Work order
The output should match the data below line for line.

Dataset records
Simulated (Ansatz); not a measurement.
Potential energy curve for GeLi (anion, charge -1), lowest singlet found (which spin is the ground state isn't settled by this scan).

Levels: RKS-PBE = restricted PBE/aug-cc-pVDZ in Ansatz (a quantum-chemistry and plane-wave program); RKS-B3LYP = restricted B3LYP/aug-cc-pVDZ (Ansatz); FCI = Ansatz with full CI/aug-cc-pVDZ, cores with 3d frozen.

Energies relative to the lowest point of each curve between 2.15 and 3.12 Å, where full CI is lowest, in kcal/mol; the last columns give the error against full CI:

Exercise result
Simulated (Ansatz); not a measurement.
Potential energy curve for GeLi (anion, charge -1), lowest singlet found (which spin is the ground state isn't settled by this scan).

Levels: RKS-PBE = restricted PBE/aug-cc-pVDZ in Ansatz (a quantum-chemistry and plane-wave program); RKS-B3LYP = restricted B3LYP/aug-cc-pVDZ (Ansatz); FCI = Ansatz with full CI/aug-cc-pVDZ, cores with 3d frozen.

Energies relative to the lowest point of each curve between 2.15 and 3.12 Å, where full CI is lowest, in kcal/mol; the last columns give the error against full CI:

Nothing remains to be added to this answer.